** Work item **
Retype the data exactly, so that every line matches the original.

Provided data: Begin

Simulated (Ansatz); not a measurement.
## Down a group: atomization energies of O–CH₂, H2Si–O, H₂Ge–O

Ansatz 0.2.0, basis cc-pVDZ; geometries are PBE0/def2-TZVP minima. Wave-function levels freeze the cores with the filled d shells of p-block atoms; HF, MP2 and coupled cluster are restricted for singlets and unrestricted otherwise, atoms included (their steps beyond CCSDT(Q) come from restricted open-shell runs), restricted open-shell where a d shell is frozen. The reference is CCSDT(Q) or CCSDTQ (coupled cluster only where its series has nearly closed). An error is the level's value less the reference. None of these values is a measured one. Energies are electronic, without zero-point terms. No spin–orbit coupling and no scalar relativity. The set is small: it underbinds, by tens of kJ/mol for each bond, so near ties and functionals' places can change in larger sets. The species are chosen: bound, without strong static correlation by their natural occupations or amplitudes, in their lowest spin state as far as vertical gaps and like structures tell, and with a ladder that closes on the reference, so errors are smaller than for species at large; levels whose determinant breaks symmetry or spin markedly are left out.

Provided data: End

** Written reply **
Simulated (Ansatz); not a measurement.
## Down a group: atomization energies of O–CH₂, H2Si–O, H₂Ge–O

Ansatz 0.2.0, basis cc-pVDZ; geometries are PBE0/def2-TZVP minima. Wave-function levels freeze the cores with the filled d shells of p-block atoms; HF, MP2 and coupled cluster are restricted for singlets and unrestricted otherwise, atoms included (their steps beyond CCSDT(Q) come from restricted open-shell runs), restricted open-shell where a d shell is frozen. The reference is CCSDT(Q) or CCSDTQ (coupled cluster only where its series has nearly closed). An error is the level's value less the reference. None of these values is a measured one. Energies are electronic, without zero-point terms. No spin–orbit coupling and no scalar relativity. The set is small: it underbinds, by tens of kJ/mol for each bond, so near ties and functionals' places can change in larger sets. The species are chosen: bound, without strong static correlation by their natural occupations or amplitudes, in their lowest spin state as far as vertical gaps and like structures tell, and with a ladder that closes on the reference, so errors are smaller than for species at large; levels whose determinant breaks symmetry or spin markedly are left out.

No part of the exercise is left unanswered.